####
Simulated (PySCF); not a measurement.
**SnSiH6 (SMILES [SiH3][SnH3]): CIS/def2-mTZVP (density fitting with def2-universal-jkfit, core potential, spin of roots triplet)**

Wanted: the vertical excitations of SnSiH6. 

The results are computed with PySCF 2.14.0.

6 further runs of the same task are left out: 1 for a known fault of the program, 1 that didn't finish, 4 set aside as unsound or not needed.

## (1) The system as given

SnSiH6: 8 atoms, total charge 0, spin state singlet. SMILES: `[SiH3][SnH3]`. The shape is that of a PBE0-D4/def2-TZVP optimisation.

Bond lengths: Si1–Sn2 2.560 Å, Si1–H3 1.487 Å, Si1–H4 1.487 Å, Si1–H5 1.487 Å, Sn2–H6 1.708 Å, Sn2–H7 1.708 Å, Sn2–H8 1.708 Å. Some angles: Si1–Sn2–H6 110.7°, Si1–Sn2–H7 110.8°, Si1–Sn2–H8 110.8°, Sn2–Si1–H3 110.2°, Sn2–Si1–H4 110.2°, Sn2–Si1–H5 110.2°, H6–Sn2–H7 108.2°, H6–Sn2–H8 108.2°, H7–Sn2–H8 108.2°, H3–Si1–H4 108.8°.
####

_Work instruction_
Retype every line of the material exactly as given.

_Exercise solution_
Simulated (PySCF); not a measurement.
**SnSiH6 (SMILES [SiH3][SnH3]): CIS/def2-mTZVP (density fitting with def2-universal-jkfit, core potential, spin of roots triplet)**

Wanted: the vertical excitations of SnSiH6. 

The results are computed with PySCF 2.14.0.

6 further runs of the same task are left out: 1 for a known fault of the program, 1 that didn't finish, 4 set aside as unsound or not needed.

## (1) The system as given

SnSiH6: 8 atoms, total charge 0, spin state singlet. SMILES: `[SiH3][SnH3]`. The shape is that of a PBE0-D4/def2-TZVP optimisation.

Bond lengths: Si1–Sn2 2.560 Å, Si1–H3 1.487 Å, Si1–H4 1.487 Å, Si1–H5 1.487 Å, Sn2–H6 1.708 Å, Sn2–H7 1.708 Å, Sn2–H8 1.708 Å. Some angles: Si1–Sn2–H6 110.7°, Si1–Sn2–H7 110.8°, Si1–Sn2–H8 110.8°, Sn2–Si1–H3 110.2°, Sn2–Si1–H4 110.2°, Sn2–Si1–H5 110.2°, H6–Sn2–H7 108.2°, H6–Sn2–H8 108.2°, H7–Sn2–H8 108.2°, H3–Si1–H4 108.8°.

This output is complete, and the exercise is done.